Look below for the line that contains "Task: Fill in the values left out.", then copy it and each following line exactly, through and including the line that contains "Result: (a) 0.48; (b) 0.7.".

[Opening Source data section]
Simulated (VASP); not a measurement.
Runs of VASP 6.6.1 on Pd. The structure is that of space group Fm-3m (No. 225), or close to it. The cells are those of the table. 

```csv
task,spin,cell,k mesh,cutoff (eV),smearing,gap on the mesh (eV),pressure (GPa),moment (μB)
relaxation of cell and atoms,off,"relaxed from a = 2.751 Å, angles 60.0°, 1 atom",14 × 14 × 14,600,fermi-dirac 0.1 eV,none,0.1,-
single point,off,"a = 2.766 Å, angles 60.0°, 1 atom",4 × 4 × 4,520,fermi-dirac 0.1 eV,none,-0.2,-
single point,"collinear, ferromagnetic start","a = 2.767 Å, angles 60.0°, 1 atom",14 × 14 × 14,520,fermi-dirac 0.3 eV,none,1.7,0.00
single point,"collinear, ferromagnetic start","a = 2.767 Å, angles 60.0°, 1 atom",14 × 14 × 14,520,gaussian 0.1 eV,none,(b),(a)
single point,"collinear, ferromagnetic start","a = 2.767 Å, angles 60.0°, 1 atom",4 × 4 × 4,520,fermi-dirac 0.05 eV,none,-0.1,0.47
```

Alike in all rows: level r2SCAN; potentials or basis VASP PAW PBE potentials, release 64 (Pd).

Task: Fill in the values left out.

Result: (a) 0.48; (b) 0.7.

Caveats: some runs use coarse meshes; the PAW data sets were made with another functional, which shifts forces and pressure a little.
[Closing Source data section]

▶ [Exercise result]
Task: Fill in the values left out.

Result: (a) 0.48; (b) 0.7.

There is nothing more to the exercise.